Recorded information Block Start

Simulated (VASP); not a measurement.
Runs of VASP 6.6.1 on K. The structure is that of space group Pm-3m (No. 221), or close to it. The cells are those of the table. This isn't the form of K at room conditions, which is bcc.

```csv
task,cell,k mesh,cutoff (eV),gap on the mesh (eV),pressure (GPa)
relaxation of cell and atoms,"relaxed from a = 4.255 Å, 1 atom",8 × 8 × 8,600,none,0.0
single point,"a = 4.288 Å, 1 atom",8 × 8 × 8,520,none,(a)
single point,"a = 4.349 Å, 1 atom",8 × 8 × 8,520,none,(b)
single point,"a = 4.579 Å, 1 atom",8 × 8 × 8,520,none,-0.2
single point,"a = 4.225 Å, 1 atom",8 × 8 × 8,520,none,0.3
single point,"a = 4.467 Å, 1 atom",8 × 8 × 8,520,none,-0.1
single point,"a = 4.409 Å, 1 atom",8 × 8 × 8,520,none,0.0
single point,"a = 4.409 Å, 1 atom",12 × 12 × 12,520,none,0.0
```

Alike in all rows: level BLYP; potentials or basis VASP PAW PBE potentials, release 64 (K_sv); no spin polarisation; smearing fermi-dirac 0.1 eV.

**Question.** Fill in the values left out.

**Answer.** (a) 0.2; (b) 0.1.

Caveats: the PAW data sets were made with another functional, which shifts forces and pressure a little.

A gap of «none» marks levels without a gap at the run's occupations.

Recorded information Block End

Look above for the line with "values left out." and the line with "Caveats: the PAW"; transcribe both and all lines in between, exactly, and nothing else.

### Answer area
**Question.** Fill in the values left out.

**Answer.** (a) 0.2; (b) 0.1.

Caveats: the PAW data sets were made with another functional, which shifts forces and pressure a little.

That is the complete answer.